━━━━━━━━━━

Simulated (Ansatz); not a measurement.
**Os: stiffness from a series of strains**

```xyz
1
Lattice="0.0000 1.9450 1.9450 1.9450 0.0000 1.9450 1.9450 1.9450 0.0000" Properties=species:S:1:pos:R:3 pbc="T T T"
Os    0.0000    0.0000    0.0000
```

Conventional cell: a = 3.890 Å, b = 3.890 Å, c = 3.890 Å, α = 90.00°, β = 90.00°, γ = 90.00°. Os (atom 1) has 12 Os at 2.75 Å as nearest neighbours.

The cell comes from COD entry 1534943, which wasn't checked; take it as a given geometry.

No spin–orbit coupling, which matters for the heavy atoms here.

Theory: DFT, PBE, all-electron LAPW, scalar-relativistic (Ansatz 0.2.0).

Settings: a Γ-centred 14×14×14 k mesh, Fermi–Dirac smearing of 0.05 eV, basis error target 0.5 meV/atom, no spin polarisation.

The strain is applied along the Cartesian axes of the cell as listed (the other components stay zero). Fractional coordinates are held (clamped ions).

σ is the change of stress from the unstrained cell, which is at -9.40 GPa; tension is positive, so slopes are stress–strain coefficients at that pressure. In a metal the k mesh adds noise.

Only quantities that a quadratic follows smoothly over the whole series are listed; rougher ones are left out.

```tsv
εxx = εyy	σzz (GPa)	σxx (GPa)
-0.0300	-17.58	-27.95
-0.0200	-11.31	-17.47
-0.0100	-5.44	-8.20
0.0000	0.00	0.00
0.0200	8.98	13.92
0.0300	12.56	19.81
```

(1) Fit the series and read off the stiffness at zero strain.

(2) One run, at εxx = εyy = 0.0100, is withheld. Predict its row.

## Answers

━━━━━━━━━━

**Activity:** Your answer should be the listing itself, repeated exactly.

**Task answer:**
Simulated (Ansatz); not a measurement.
**Os: stiffness from a series of strains**

```xyz
1
Lattice="0.0000 1.9450 1.9450 1.9450 0.0000 1.9450 1.9450 1.9450 0.0000" Properties=species:S:1:pos:R:3 pbc="T T T"
Os    0.0000    0.0000    0.0000
```

Conventional cell: a = 3.890 Å, b = 3.890 Å, c = 3.890 Å, α = 90.00°, β = 90.00°, γ = 90.00°. Os (atom 1) has 12 Os at 2.75 Å as nearest neighbours.

The cell comes from COD entry 1534943, which wasn't checked; take it as a given geometry.

No spin–orbit coupling, which matters for the heavy atoms here.

Theory: DFT, PBE, all-electron LAPW, scalar-relativistic (Ansatz 0.2.0).

Settings: a Γ-centred 14×14×14 k mesh, Fermi–Dirac smearing of 0.05 eV, basis error target 0.5 meV/atom, no spin polarisation.

The strain is applied along the Cartesian axes of the cell as listed (the other components stay zero). Fractional coordinates are held (clamped ions).

σ is the change of stress from the unstrained cell, which is at -9.40 GPa; tension is positive, so slopes are stress–strain coefficients at that pressure. In a metal the k mesh adds noise.

Only quantities that a quadratic follows smoothly over the whole series are listed; rougher ones are left out.

```tsv
εxx = εyy	σzz (GPa)	σxx (GPa)
-0.0300	-17.58	-27.95
-0.0200	-11.31	-17.47
-0.0100	-5.44	-8.20
0.0000	0.00	0.00
0.0200	8.98	13.92
0.0300	12.56	19.81
```

(1) Fit the series and read off the stiffness at zero strain.

(2) One run, at εxx = εyy = 0.0100, is withheld. Predict its row.

## Answers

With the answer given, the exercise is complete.